··· DATA SHOWN

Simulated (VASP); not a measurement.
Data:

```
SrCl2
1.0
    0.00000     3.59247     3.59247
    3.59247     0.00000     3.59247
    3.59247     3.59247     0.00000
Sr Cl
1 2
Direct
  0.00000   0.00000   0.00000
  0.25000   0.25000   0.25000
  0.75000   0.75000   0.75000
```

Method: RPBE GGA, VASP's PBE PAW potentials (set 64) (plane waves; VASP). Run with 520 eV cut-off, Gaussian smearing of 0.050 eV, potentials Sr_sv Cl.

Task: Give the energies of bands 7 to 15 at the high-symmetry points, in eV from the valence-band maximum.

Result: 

······

BRIEF: Set down the whole listing again, exactly as shown above.

EXERCISE SOLUTION:
Simulated (VASP); not a measurement.
Data:

```
SrCl2
1.0
    0.00000     3.59247     3.59247
    3.59247     0.00000     3.59247
    3.59247     3.59247     0.00000
Sr Cl
1 2
Direct
  0.00000   0.00000   0.00000
  0.25000   0.25000   0.25000
  0.75000   0.75000   0.75000
```

Method: RPBE GGA, VASP's PBE PAW potentials (set 64) (plane waves; VASP). Run with 520 eV cut-off, Gaussian smearing of 0.050 eV, potentials Sr_sv Cl.

Task: Give the energies of bands 7 to 15 at the high-symmetry points, in eV from the valence-band maximum.

Result: 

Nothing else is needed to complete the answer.